• REQUIRED ACTION
Beginning at the top of the data below, write out every line exactly until you reach the line with "Alike in both", and include that line.

**** EXTRACTED MATERIAL ****

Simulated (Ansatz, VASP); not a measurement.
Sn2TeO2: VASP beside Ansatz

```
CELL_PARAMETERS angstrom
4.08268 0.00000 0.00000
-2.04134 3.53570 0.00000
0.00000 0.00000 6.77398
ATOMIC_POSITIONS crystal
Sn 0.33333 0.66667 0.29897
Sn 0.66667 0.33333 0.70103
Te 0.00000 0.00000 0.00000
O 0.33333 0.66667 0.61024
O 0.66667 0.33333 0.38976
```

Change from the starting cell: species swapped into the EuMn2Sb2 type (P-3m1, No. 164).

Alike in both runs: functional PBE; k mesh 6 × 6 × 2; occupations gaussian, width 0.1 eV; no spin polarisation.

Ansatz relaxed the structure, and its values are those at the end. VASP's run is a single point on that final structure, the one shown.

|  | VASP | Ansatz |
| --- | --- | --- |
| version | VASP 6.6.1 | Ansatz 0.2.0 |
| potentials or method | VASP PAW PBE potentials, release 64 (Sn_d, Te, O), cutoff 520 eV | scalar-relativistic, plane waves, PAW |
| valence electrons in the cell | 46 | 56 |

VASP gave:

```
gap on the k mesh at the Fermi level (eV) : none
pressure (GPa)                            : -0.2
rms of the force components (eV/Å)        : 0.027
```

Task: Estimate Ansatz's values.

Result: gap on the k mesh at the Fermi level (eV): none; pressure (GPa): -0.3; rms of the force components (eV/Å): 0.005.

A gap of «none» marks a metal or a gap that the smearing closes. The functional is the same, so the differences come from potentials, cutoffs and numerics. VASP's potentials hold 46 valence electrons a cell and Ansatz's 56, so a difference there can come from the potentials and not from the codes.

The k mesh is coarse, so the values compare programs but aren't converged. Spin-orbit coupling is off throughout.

****

• TASK OUTPUT
Simulated (Ansatz, VASP); not a measurement.
Sn2TeO2: VASP beside Ansatz

```
CELL_PARAMETERS angstrom
4.08268 0.00000 0.00000
-2.04134 3.53570 0.00000
0.00000 0.00000 6.77398
ATOMIC_POSITIONS crystal
Sn 0.33333 0.66667 0.29897
Sn 0.66667 0.33333 0.70103
Te 0.00000 0.00000 0.00000
O 0.33333 0.66667 0.61024
O 0.66667 0.33333 0.38976
```

Change from the starting cell: species swapped into the EuMn2Sb2 type (P-3m1, No. 164).

Alike in both runs: functional PBE; k mesh 6 × 6 × 2; occupations gaussian, width 0.1 eV; no spin polarisation.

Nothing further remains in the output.